Please print the whole of the listing that follows exactly.

┌─ Data excerpts
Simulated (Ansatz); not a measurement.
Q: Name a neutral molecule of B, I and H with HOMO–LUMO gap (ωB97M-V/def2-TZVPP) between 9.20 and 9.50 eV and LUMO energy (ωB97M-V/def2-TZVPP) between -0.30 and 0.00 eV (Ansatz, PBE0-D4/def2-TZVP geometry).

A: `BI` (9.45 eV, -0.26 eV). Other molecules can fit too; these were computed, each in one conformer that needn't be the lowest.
└─

Problem solution.
Simulated (Ansatz); not a measurement.
Q: Name a neutral molecule of B, I and H with HOMO–LUMO gap (ωB97M-V/def2-TZVPP) between 9.20 and 9.50 eV and LUMO energy (ωB97M-V/def2-TZVPP) between -0.30 and 0.00 eV (Ansatz, PBE0-D4/def2-TZVP geometry).

A: `BI` (9.45 eV, -0.26 eV). Other molecules can fit too; these were computed, each in one conformer that needn't be the lowest.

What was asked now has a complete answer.